DATA SUPPLIED >>
※
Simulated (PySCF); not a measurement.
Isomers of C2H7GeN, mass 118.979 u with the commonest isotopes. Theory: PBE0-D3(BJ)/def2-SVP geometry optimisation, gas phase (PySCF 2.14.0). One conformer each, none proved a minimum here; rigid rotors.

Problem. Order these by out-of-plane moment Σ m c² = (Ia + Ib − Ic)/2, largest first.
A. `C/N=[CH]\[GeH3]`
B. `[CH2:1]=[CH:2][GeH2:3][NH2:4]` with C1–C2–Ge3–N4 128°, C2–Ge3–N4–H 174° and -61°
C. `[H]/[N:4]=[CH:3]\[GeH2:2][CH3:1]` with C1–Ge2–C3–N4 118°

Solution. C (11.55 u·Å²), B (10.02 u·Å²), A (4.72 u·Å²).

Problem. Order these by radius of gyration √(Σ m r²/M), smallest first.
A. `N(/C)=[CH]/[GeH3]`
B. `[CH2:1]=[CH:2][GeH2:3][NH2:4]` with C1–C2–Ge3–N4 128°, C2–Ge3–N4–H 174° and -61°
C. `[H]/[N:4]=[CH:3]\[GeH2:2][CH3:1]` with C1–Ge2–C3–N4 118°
※

TASK ITEM >>
Reply with an exact transcription of the material above.

RESPONSE AREA >>
Simulated (PySCF); not a measurement.
Isomers of C2H7GeN, mass 118.979 u with the commonest isotopes. Theory: PBE0-D3(BJ)/def2-SVP geometry optimisation, gas phase (PySCF 2.14.0). One conformer each, none proved a minimum here; rigid rotors.

Problem. Order these by out-of-plane moment Σ m c² = (Ia + Ib − Ic)/2, largest first.
A. `C/N=[CH]\[GeH3]`
B. `[CH2:1]=[CH:2][GeH2:3][NH2:4]` with C1–C2–Ge3–N4 128°, C2–Ge3–N4–H 174° and -61°
C. `[H]/[N:4]=[CH:3]\[GeH2:2][CH3:1]` with C1–Ge2–C3–N4 118°

Solution. C (11.55 u·Å²), B (10.02 u·Å²), A (4.72 u·Å²).

Problem. Order these by radius of gyration √(Σ m r²/M), smallest first.
A. `N(/C)=[CH]/[GeH3]`
B. `[CH2:1]=[CH:2][GeH2:3][NH2:4]` with C1–C2–Ge3–N4 128°, C2–Ge3–N4–H 174° and -61°
C. `[H]/[N:4]=[CH:3]\[GeH2:2][CH3:1]` with C1–Ge2–C3–N4 118°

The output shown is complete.